__Work task__
Exact copies of all the entries below are expected in the answer.

__Raw data__
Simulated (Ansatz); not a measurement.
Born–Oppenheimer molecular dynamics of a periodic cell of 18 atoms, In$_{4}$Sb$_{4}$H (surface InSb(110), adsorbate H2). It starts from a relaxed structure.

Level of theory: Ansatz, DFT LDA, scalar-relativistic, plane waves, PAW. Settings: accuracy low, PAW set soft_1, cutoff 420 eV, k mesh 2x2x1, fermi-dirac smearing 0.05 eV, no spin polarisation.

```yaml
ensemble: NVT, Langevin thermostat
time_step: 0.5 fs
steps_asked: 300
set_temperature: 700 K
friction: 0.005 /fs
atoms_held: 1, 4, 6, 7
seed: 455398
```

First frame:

__Task result__
Simulated (Ansatz); not a measurement.
Born–Oppenheimer molecular dynamics of a periodic cell of 18 atoms, In$_{4}$Sb$_{4}$H (surface InSb(110), adsorbate H2). It starts from a relaxed structure.

Level of theory: Ansatz, DFT LDA, scalar-relativistic, plane waves, PAW. Settings: accuracy low, PAW set soft_1, cutoff 420 eV, k mesh 2x2x1, fermi-dirac smearing 0.05 eV, no spin polarisation.

```yaml
ensemble: NVT, Langevin thermostat
time_step: 0.5 fs
steps_asked: 300
set_temperature: 700 K
friction: 0.005 /fs
atoms_held: 1, 4, 6, 7
seed: 455398
```

First frame:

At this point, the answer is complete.